%%

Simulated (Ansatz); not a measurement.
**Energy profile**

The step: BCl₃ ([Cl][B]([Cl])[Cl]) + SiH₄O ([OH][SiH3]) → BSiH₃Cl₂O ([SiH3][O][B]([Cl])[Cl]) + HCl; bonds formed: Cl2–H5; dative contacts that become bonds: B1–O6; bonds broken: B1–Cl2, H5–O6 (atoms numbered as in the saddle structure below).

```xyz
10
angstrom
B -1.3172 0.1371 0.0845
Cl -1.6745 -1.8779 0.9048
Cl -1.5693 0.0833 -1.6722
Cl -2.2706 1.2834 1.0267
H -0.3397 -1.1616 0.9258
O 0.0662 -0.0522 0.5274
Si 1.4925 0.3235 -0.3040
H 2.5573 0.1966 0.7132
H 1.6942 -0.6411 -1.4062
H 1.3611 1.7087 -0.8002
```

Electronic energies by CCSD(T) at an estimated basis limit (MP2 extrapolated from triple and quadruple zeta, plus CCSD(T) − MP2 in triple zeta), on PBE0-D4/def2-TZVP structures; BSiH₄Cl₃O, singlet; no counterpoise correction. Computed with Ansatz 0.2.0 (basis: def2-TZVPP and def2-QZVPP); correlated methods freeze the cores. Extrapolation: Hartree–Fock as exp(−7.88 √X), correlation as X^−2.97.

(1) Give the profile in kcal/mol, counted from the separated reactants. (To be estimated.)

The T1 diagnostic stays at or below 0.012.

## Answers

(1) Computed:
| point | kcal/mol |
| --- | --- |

%%

**Work task:** With the line holding "The T1 diagnostic stays at or below 0.012." as the first and the line holding "point | kcal/mol |" as the last, please transcribe exactly the lines of the material above in that range and nothing else.

**Your response:**
The T1 diagnostic stays at or below 0.012.

## Answers

(1) Computed:
| point | kcal/mol |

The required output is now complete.